--- --- ---

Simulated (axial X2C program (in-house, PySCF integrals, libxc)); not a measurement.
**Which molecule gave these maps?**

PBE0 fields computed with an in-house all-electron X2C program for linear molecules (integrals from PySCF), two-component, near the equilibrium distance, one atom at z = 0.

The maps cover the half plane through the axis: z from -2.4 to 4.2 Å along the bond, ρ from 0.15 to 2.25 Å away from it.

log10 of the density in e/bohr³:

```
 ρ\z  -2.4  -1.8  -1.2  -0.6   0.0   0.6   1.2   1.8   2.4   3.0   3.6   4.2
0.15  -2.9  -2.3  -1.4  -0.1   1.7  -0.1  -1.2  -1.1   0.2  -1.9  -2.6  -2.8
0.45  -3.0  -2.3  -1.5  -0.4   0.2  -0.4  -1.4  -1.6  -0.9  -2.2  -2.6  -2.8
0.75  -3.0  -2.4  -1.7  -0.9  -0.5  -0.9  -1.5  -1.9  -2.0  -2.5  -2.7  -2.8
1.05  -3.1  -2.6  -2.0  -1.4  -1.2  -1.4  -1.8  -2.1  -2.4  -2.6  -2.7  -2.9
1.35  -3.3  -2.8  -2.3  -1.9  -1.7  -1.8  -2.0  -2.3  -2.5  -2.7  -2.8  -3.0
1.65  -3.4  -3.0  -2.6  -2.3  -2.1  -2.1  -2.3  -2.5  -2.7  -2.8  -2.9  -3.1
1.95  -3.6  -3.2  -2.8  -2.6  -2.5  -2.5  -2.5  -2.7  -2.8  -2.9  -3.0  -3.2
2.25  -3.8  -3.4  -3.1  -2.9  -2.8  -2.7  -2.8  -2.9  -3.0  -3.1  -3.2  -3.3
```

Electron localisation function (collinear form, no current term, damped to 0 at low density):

--- --- ---

**WORK INSTRUCTION:**
What you give back should be exactly the lines of the data above from the line with "PBE0 fields computed" through the line with "The maps cover", both of those included, and nothing more.

**WRITTEN RESPONSE:**
PBE0 fields computed with an in-house all-electron X2C program for linear molecules (integrals from PySCF), two-component, near the equilibrium distance, one atom at z = 0.

The maps cover the half plane through the axis: z from -2.4 to 4.2 Å along the bond, ρ from 0.15 to 2.25 Å away from it.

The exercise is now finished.